Data extracts »
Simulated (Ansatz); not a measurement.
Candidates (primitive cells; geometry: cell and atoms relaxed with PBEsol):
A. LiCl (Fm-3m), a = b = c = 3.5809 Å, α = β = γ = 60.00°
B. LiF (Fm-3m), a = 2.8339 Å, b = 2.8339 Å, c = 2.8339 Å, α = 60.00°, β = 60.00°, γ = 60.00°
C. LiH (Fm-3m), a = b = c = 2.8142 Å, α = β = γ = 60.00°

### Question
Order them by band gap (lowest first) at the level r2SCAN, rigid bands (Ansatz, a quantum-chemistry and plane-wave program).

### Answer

Task item » Would you please print every record exactly as written?

Task result »
Simulated (Ansatz); not a measurement.
Candidates (primitive cells; geometry: cell and atoms relaxed with PBEsol):
A. LiCl (Fm-3m), a = b = c = 3.5809 Å, α = β = γ = 60.00°
B. LiF (Fm-3m), a = 2.8339 Å, b = 2.8339 Å, c = 2.8339 Å, α = 60.00°, β = 60.00°, γ = 60.00°
C. LiH (Fm-3m), a = b = c = 2.8142 Å, α = β = γ = 60.00°

### Question
Order them by band gap (lowest first) at the level r2SCAN, rigid bands (Ansatz, a quantum-chemistry and plane-wave program).

### Answer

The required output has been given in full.